Reproduce the top of the data verbatim, through and including the line that contains "values left out.".

:: DATA EXCERPTS

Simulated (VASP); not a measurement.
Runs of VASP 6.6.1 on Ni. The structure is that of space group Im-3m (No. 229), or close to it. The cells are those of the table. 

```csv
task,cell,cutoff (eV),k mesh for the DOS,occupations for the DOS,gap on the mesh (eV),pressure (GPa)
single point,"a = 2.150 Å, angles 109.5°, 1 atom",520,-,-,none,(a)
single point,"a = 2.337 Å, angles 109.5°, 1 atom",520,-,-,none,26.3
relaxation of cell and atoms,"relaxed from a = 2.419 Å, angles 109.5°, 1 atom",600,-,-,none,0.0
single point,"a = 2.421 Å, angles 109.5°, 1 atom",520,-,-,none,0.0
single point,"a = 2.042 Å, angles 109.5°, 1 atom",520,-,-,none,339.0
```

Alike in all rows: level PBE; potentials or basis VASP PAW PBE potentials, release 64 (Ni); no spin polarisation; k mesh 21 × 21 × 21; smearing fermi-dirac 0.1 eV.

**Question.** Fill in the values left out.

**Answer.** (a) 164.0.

::::

**RESPONSE BOX:**
Simulated (VASP); not a measurement.
Runs of VASP 6.6.1 on Ni. The structure is that of space group Im-3m (No. 229), or close to it. The cells are those of the table. 

```csv
task,cell,cutoff (eV),k mesh for the DOS,occupations for the DOS,gap on the mesh (eV),pressure (GPa)
single point,"a = 2.150 Å, angles 109.5°, 1 atom",520,-,-,none,(a)
single point,"a = 2.337 Å, angles 109.5°, 1 atom",520,-,-,none,26.3
relaxation of cell and atoms,"relaxed from a = 2.419 Å, angles 109.5°, 1 atom",600,-,-,none,0.0
single point,"a = 2.421 Å, angles 109.5°, 1 atom",520,-,-,none,0.0
single point,"a = 2.042 Å, angles 109.5°, 1 atom",520,-,-,none,339.0
```

Alike in all rows: level PBE; potentials or basis VASP PAW PBE potentials, release 64 (Ni); no spin polarisation; k mesh 21 × 21 × 21; smearing fermi-dirac 0.1 eV.

**Question.** Fill in the values left out.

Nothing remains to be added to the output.